→ **Activity**: Two lines below mark the span: the one containing "These are results" and the one containing "potential (V) |". Set down both, plus every line between, exactly as they stand, and nothing else.

- Opening Delimiter -

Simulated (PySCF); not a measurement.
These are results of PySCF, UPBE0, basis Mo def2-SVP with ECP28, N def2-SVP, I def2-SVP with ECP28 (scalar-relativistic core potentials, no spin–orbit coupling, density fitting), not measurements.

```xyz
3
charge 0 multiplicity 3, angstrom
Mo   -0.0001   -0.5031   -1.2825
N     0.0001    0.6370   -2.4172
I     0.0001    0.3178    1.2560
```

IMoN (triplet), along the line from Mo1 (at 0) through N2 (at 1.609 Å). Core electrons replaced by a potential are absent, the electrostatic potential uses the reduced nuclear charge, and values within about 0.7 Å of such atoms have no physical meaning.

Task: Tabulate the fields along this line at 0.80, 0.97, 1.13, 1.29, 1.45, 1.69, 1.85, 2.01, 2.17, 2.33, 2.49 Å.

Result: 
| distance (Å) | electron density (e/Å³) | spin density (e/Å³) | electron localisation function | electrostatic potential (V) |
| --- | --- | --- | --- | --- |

- Closing Delimiter -

→ **Exercise result**:
These are results of PySCF, UPBE0, basis Mo def2-SVP with ECP28, N def2-SVP, I def2-SVP with ECP28 (scalar-relativistic core potentials, no spin–orbit coupling, density fitting), not measurements.

```xyz
3
charge 0 multiplicity 3, angstrom
Mo   -0.0001   -0.5031   -1.2825
N     0.0001    0.6370   -2.4172
I     0.0001    0.3178    1.2560
```

IMoN (triplet), along the line from Mo1 (at 0) through N2 (at 1.609 Å). Core electrons replaced by a potential are absent, the electrostatic potential uses the reduced nuclear charge, and values within about 0.7 Å of such atoms have no physical meaning.

Task: Tabulate the fields along this line at 0.80, 0.97, 1.13, 1.29, 1.45, 1.69, 1.85, 2.01, 2.17, 2.33, 2.49 Å.

Result: 
| distance (Å) | electron density (e/Å³) | spin density (e/Å³) | electron localisation function | electrostatic potential (V) |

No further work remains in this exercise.